_Work task:_ The lines to reproduce run from the first one below to the line containing "Caveat: the PAW", both included. Reproduce them exactly and nothing else.

+++

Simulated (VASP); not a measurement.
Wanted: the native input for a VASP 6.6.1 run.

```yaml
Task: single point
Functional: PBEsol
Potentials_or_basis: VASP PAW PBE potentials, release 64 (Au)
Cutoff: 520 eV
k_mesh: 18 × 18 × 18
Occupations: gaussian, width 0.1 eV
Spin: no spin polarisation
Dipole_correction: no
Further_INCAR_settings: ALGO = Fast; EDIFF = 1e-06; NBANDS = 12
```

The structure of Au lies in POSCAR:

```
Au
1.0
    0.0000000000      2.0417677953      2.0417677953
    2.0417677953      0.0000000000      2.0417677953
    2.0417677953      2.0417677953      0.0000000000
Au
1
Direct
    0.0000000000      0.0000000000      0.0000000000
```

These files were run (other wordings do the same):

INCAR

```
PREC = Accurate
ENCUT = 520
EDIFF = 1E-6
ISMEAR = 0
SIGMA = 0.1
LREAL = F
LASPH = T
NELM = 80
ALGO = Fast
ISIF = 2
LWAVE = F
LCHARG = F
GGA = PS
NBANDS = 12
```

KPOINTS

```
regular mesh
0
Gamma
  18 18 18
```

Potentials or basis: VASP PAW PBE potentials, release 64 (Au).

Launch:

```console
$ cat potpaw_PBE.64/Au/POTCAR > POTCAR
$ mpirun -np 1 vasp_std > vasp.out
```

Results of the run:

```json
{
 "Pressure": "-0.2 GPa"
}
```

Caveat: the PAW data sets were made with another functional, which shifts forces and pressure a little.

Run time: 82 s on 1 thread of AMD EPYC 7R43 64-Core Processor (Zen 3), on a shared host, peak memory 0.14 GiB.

+++

_Solution:_
Simulated (VASP); not a measurement.
Wanted: the native input for a VASP 6.6.1 run.

```yaml
Task: single point
Functional: PBEsol
Potentials_or_basis: VASP PAW PBE potentials, release 64 (Au)
Cutoff: 520 eV
k_mesh: 18 × 18 × 18
Occupations: gaussian, width 0.1 eV
Spin: no spin polarisation
Dipole_correction: no
Further_INCAR_settings: ALGO = Fast; EDIFF = 1e-06; NBANDS = 12
```

The structure of Au lies in POSCAR:

```
Au
1.0
    0.0000000000      2.0417677953      2.0417677953
    2.0417677953      0.0000000000      2.0417677953
    2.0417677953      2.0417677953      0.0000000000
Au
1
Direct
    0.0000000000      0.0000000000      0.0000000000
```

These files were run (other wordings do the same):

INCAR

```
PREC = Accurate
ENCUT = 520
EDIFF = 1E-6
ISMEAR = 0
SIGMA = 0.1
LREAL = F
LASPH = T
NELM = 80
ALGO = Fast
ISIF = 2
LWAVE = F
LCHARG = F
GGA = PS
NBANDS = 12
```

KPOINTS

```
regular mesh
0
Gamma
  18 18 18
```

Potentials or basis: VASP PAW PBE potentials, release 64 (Au).

Launch:

```console
$ cat potpaw_PBE.64/Au/POTCAR > POTCAR
$ mpirun -np 1 vasp_std > vasp.out
```

Results of the run:

```json
{
 "Pressure": "-0.2 GPa"
}
```

Caveat: the PAW data sets were made with another functional, which shifts forces and pressure a little.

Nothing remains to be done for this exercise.